>>>
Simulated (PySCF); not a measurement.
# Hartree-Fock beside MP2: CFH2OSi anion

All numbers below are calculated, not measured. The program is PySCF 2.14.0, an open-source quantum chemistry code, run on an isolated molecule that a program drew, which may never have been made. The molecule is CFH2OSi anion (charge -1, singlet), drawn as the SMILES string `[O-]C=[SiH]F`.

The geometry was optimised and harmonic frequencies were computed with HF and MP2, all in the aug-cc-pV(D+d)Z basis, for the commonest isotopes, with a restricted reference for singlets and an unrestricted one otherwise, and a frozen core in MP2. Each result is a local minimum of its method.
<<<

__WORK TASK__. Transcribe the records above with every character unchanged.

__YOUR RESPONSE__.
Simulated (PySCF); not a measurement.
# Hartree-Fock beside MP2: CFH2OSi anion

All numbers below are calculated, not measured. The program is PySCF 2.14.0, an open-source quantum chemistry code, run on an isolated molecule that a program drew, which may never have been made. The molecule is CFH2OSi anion (charge -1, singlet), drawn as the SMILES string `[O-]C=[SiH]F`.

The geometry was optimised and harmonic frequencies were computed with HF and MP2, all in the aug-cc-pV(D+d)Z basis, for the commonest isotopes, with a restricted reference for singlets and an unrestricted one otherwise, and a frozen core in MP2. Each result is a local minimum of its method.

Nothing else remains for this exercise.